# # # # #

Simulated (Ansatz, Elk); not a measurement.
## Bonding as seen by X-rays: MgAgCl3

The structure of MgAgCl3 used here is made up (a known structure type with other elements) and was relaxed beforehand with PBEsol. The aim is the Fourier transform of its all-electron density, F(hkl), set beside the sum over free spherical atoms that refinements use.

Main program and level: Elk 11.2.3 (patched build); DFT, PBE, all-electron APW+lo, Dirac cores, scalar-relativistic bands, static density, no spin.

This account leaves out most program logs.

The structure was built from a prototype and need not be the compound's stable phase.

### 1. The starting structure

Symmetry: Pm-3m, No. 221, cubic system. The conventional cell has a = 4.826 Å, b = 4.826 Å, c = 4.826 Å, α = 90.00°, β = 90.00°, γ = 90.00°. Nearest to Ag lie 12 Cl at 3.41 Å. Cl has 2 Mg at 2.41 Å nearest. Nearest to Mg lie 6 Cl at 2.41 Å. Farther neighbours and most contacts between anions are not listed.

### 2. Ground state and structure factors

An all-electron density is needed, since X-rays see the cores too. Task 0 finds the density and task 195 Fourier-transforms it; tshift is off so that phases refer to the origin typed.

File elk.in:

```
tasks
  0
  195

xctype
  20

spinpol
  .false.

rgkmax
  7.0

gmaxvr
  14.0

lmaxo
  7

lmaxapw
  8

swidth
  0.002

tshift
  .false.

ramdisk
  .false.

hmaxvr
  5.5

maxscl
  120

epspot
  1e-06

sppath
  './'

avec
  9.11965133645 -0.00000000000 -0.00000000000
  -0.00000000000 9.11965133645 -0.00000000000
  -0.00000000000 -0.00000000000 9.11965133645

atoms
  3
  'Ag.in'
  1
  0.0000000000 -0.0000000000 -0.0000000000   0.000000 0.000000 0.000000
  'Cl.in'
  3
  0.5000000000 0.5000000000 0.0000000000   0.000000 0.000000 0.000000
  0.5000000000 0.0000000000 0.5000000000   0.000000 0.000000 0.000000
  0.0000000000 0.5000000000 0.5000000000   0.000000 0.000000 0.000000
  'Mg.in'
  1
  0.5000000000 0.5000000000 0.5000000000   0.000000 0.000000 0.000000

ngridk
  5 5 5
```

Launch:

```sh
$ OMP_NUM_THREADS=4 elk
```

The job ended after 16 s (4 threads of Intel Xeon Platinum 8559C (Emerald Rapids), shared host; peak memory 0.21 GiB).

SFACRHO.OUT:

# # # # #

• _ACTIVITY_:
From the very first line of the data through the line with "### 1. The starting structure" in it, please reproduce each line exactly and output nothing more.

• _PROBLEM SOLUTION_:
Simulated (Ansatz, Elk); not a measurement.
## Bonding as seen by X-rays: MgAgCl3

The structure of MgAgCl3 used here is made up (a known structure type with other elements) and was relaxed beforehand with PBEsol. The aim is the Fourier transform of its all-electron density, F(hkl), set beside the sum over free spherical atoms that refinements use.

Main program and level: Elk 11.2.3 (patched build); DFT, PBE, all-electron APW+lo, Dirac cores, scalar-relativistic bands, static density, no spin.

This account leaves out most program logs.

The structure was built from a prototype and need not be the compound's stable phase.

### 1. The starting structure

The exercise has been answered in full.